■ Data excerpts:
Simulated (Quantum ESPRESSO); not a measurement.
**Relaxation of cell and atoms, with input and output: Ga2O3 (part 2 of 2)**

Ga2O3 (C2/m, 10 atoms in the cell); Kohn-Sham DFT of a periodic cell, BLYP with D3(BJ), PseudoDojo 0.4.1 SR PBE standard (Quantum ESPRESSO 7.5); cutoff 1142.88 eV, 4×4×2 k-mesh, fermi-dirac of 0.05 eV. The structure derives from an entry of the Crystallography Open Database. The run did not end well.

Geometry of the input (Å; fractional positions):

■ Assigned task:
Set down the entire material again, exactly as it stands.

■ Response:
Simulated (Quantum ESPRESSO); not a measurement.
**Relaxation of cell and atoms, with input and output: Ga2O3 (part 2 of 2)**

Ga2O3 (C2/m, 10 atoms in the cell); Kohn-Sham DFT of a periodic cell, BLYP with D3(BJ), PseudoDojo 0.4.1 SR PBE standard (Quantum ESPRESSO 7.5); cutoff 1142.88 eV, 4×4×2 k-mesh, fermi-dirac of 0.05 eV. The structure derives from an entry of the Crystallography Open Database. The run did not end well.

Geometry of the input (Å; fractional positions):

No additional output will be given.